### Work item
Output, without alteration, the first line of the entries and each line after it, stopping with the line that contains "## 1. Starting point".

====

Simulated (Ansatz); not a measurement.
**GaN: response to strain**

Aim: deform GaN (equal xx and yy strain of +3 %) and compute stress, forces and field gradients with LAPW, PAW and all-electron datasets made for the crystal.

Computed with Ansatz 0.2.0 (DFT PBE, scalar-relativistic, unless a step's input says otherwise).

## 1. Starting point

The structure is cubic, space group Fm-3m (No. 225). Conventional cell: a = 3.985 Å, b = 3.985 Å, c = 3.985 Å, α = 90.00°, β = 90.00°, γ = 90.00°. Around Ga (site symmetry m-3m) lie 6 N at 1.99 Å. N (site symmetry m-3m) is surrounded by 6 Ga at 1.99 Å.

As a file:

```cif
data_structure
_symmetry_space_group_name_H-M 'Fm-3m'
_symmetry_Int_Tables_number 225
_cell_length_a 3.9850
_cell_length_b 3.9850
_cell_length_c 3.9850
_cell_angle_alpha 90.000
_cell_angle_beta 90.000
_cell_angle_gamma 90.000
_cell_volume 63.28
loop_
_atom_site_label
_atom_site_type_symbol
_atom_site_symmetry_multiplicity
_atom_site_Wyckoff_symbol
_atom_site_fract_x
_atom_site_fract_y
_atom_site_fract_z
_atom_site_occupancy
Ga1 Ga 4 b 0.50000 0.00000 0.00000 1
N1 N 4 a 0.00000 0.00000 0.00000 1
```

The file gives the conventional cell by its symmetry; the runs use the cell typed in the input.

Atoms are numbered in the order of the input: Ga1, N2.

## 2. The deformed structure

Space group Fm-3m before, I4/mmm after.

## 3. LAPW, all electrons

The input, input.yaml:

====

### Written answer
Simulated (Ansatz); not a measurement.
**GaN: response to strain**

Aim: deform GaN (equal xx and yy strain of +3 %) and compute stress, forces and field gradients with LAPW, PAW and all-electron datasets made for the crystal.

Computed with Ansatz 0.2.0 (DFT PBE, scalar-relativistic, unless a step's input says otherwise).

## 1. Starting point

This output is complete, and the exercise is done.